- Opening Delimiter -
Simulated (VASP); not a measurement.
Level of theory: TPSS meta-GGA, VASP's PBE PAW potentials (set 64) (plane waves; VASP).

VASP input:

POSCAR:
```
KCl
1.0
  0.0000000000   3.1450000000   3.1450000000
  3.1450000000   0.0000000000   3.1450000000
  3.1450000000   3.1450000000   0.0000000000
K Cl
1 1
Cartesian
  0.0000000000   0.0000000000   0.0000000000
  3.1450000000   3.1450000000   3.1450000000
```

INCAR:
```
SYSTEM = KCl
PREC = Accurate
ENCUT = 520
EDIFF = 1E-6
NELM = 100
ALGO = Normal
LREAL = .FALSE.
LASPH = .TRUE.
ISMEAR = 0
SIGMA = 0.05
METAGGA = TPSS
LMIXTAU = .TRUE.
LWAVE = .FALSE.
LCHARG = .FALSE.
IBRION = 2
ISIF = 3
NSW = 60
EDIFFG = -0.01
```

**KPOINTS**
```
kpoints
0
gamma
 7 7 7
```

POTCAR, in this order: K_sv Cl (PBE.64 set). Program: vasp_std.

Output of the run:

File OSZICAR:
- Closing Delimiter -

REQUIREMENT — Using the entries above, return exactly the lines from the line with "Level of theory: TPSS" to the line with "Output of the", counting both of those lines.

RESPONSE AREA —
Level of theory: TPSS meta-GGA, VASP's PBE PAW potentials (set 64) (plane waves; VASP).

VASP input:

POSCAR:
```
KCl
1.0
  0.0000000000   3.1450000000   3.1450000000
  3.1450000000   0.0000000000   3.1450000000
  3.1450000000   3.1450000000   0.0000000000
K Cl
1 1
Cartesian
  0.0000000000   0.0000000000   0.0000000000
  3.1450000000   3.1450000000   3.1450000000
```

INCAR:
```
SYSTEM = KCl
PREC = Accurate
ENCUT = 520
EDIFF = 1E-6
NELM = 100
ALGO = Normal
LREAL = .FALSE.
LASPH = .TRUE.
ISMEAR = 0
SIGMA = 0.05
METAGGA = TPSS
LMIXTAU = .TRUE.
LWAVE = .FALSE.
LCHARG = .FALSE.
IBRION = 2
ISIF = 3
NSW = 60
EDIFFG = -0.01
```

**KPOINTS**
```
kpoints
0
gamma
 7 7 7
```

POTCAR, in this order: K_sv Cl (PBE.64 set). Program: vasp_std.

Output of the run:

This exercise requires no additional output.